**Entries supplied:**
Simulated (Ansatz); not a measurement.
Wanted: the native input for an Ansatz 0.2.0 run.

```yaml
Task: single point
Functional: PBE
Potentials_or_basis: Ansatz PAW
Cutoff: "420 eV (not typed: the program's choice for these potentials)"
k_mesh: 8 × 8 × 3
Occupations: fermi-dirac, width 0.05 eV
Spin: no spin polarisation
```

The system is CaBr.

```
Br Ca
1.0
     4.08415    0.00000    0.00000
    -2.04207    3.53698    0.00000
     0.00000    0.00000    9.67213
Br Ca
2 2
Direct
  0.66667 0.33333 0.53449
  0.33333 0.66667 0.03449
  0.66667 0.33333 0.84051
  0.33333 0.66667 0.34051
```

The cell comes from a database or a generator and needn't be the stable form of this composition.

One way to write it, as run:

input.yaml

**Exercise:**
For the material above, reproduce exactly the lines from the line with "The cell comes" to the line with "One way to write", inclusive, and exclude all others.

**Answer section:**
The cell comes from a database or a generator and needn't be the stable form of this composition.

One way to write it, as run:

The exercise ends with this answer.